WORK TASK: Repeat exactly, please, the opening lines of the data below, through and including the line where "Computed, not measured: TDDFT" sits.

THE DATA:
——

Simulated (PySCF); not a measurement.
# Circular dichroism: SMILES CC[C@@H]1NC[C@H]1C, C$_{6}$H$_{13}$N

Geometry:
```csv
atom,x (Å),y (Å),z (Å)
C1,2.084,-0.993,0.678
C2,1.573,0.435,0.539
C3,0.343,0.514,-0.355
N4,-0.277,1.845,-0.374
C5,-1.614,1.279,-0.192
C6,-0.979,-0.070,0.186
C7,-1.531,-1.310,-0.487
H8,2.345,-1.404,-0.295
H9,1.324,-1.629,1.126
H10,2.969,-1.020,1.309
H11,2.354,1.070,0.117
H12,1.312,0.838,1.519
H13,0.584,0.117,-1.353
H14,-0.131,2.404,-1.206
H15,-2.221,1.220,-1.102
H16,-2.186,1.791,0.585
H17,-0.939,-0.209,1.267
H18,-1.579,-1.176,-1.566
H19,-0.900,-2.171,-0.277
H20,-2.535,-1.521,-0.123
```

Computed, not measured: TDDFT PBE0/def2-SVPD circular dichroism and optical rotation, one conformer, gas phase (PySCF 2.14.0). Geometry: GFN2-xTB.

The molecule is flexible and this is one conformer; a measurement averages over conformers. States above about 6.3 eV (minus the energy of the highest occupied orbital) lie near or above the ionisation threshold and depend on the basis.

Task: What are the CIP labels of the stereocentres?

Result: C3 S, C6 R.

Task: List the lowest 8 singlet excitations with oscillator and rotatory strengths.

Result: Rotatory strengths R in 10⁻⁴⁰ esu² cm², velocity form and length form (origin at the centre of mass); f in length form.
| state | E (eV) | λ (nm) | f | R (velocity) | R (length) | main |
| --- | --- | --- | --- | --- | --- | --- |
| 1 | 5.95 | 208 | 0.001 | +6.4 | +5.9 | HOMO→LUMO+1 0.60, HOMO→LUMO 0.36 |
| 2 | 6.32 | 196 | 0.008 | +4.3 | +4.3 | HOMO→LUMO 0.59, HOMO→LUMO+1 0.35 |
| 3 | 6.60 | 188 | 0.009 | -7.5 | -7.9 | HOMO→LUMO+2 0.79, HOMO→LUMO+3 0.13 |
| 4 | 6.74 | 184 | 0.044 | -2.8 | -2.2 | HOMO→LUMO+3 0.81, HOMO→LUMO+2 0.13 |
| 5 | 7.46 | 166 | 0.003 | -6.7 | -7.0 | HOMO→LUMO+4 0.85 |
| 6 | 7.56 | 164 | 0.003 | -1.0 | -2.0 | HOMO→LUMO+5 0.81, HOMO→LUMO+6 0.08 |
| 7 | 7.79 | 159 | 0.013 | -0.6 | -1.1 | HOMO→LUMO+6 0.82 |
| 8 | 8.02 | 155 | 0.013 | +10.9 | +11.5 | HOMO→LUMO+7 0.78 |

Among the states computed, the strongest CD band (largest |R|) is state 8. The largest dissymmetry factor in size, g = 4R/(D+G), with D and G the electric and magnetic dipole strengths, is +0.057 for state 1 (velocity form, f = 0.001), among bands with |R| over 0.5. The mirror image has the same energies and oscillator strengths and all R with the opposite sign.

——

WORKED SOLUTION:
Simulated (PySCF); not a measurement.
# Circular dichroism: SMILES CC[C@@H]1NC[C@H]1C, C$_{6}$H$_{13}$N

Geometry:
```csv
atom,x (Å),y (Å),z (Å)
C1,2.084,-0.993,0.678
C2,1.573,0.435,0.539
C3,0.343,0.514,-0.355
N4,-0.277,1.845,-0.374
C5,-1.614,1.279,-0.192
C6,-0.979,-0.070,0.186
C7,-1.531,-1.310,-0.487
H8,2.345,-1.404,-0.295
H9,1.324,-1.629,1.126
H10,2.969,-1.020,1.309
H11,2.354,1.070,0.117
H12,1.312,0.838,1.519
H13,0.584,0.117,-1.353
H14,-0.131,2.404,-1.206
H15,-2.221,1.220,-1.102
H16,-2.186,1.791,0.585
H17,-0.939,-0.209,1.267
H18,-1.579,-1.176,-1.566
H19,-0.900,-2.171,-0.277
H20,-2.535,-1.521,-0.123
```

Computed, not measured: TDDFT PBE0/def2-SVPD circular dichroism and optical rotation, one conformer, gas phase (PySCF 2.14.0). Geometry: GFN2-xTB.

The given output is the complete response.